- _EXERCISE_
Write out exactly what each line says, starting with the first line below and ending on the one with "A periodic stack".

- _LISTED RECORDS_
□ □ □ □ □ □ □

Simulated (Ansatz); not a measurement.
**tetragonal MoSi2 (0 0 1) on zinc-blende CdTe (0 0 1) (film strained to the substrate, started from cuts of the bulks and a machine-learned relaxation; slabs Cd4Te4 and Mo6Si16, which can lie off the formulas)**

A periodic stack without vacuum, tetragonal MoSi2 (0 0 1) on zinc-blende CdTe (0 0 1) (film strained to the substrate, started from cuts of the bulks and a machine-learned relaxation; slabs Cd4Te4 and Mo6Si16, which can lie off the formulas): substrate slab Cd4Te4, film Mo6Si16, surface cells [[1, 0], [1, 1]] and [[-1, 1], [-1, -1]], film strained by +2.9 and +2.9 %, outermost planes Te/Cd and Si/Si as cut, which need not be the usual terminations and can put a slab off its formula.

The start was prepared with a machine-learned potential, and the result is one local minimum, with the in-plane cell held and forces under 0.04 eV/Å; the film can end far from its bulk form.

□ □ □ □ □ □ □

- _WORKED SOLUTION_
Simulated (Ansatz); not a measurement.
**tetragonal MoSi2 (0 0 1) on zinc-blende CdTe (0 0 1) (film strained to the substrate, started from cuts of the bulks and a machine-learned relaxation; slabs Cd4Te4 and Mo6Si16, which can lie off the formulas)**

A periodic stack without vacuum, tetragonal MoSi2 (0 0 1) on zinc-blende CdTe (0 0 1) (film strained to the substrate, started from cuts of the bulks and a machine-learned relaxation; slabs Cd4Te4 and Mo6Si16, which can lie off the formulas): substrate slab Cd4Te4, film Mo6Si16, surface cells [[1, 0], [1, 1]] and [[-1, 1], [-1, -1]], film strained by +2.9 and +2.9 %, outermost planes Te/Cd and Si/Si as cut, which need not be the usual terminations and can put a slab off its formula.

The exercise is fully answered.